§
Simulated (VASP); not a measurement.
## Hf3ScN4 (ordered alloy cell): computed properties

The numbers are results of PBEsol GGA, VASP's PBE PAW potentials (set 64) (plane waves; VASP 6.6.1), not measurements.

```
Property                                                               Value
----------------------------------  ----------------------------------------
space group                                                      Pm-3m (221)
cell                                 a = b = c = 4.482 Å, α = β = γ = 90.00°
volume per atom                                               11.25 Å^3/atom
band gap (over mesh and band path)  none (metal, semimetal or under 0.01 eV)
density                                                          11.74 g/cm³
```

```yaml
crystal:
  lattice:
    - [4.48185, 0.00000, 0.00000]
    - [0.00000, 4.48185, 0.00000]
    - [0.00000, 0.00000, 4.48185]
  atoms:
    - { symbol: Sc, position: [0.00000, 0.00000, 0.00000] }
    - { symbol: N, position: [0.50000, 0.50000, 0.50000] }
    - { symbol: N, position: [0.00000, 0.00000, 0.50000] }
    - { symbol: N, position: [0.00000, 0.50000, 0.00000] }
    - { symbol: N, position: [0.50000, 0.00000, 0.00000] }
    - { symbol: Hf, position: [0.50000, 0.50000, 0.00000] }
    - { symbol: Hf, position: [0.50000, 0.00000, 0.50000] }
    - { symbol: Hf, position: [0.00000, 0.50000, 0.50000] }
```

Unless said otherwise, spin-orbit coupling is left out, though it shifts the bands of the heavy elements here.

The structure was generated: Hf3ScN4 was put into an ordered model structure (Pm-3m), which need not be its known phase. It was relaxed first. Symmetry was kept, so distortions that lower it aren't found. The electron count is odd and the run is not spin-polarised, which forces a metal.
§

Required action:
Using the records above, copy word for word the line with "## Hf3ScN4 (ordered", the line with "Unless said otherwise, spin-orbit", and every line between them.

Answer space:
## Hf3ScN4 (ordered alloy cell): computed properties

The numbers are results of PBEsol GGA, VASP's PBE PAW potentials (set 64) (plane waves; VASP 6.6.1), not measurements.

```
Property                                                               Value
----------------------------------  ----------------------------------------
space group                                                      Pm-3m (221)
cell                                 a = b = c = 4.482 Å, α = β = γ = 90.00°
volume per atom                                               11.25 Å^3/atom
band gap (over mesh and band path)  none (metal, semimetal or under 0.01 eV)
density                                                          11.74 g/cm³
```

```yaml
crystal:
  lattice:
    - [4.48185, 0.00000, 0.00000]
    - [0.00000, 4.48185, 0.00000]
    - [0.00000, 0.00000, 4.48185]
  atoms:
    - { symbol: Sc, position: [0.00000, 0.00000, 0.00000] }
    - { symbol: N, position: [0.50000, 0.50000, 0.50000] }
    - { symbol: N, position: [0.00000, 0.00000, 0.50000] }
    - { symbol: N, position: [0.00000, 0.50000, 0.00000] }
    - { symbol: N, position: [0.50000, 0.00000, 0.00000] }
    - { symbol: Hf, position: [0.50000, 0.50000, 0.00000] }
    - { symbol: Hf, position: [0.50000, 0.00000, 0.50000] }
    - { symbol: Hf, position: [0.00000, 0.50000, 0.50000] }
```

Unless said otherwise, spin-orbit coupling is left out, though it shifts the bands of the heavy elements here.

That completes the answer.